* Exercise: Repeat the material exactly, leaving no line out.

* Source material:
※ ※ ※

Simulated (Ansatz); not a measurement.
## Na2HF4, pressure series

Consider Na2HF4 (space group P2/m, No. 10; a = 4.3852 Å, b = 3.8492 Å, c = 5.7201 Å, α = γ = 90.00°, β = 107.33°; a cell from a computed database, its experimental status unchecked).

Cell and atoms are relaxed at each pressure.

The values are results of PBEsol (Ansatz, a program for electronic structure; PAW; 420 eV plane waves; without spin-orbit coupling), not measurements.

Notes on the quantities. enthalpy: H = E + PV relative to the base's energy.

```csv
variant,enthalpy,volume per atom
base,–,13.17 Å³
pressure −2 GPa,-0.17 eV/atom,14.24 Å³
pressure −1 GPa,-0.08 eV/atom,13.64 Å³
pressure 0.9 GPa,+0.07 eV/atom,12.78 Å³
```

※ ※ ※

* Exercise result:
Simulated (Ansatz); not a measurement.
## Na2HF4, pressure series

Consider Na2HF4 (space group P2/m, No. 10; a = 4.3852 Å, b = 3.8492 Å, c = 5.7201 Å, α = γ = 90.00°, β = 107.33°; a cell from a computed database, its experimental status unchecked).

Cell and atoms are relaxed at each pressure.

The values are results of PBEsol (Ansatz, a program for electronic structure; PAW; 420 eV plane waves; without spin-orbit coupling), not measurements.

Notes on the quantities. enthalpy: H = E + PV relative to the base's energy.

```csv
variant,enthalpy,volume per atom
base,–,13.17 Å³
pressure −2 GPa,-0.17 eV/atom,14.24 Å³
pressure −1 GPa,-0.08 eV/atom,13.64 Å³
pressure 0.9 GPa,+0.07 eV/atom,12.78 Å³
```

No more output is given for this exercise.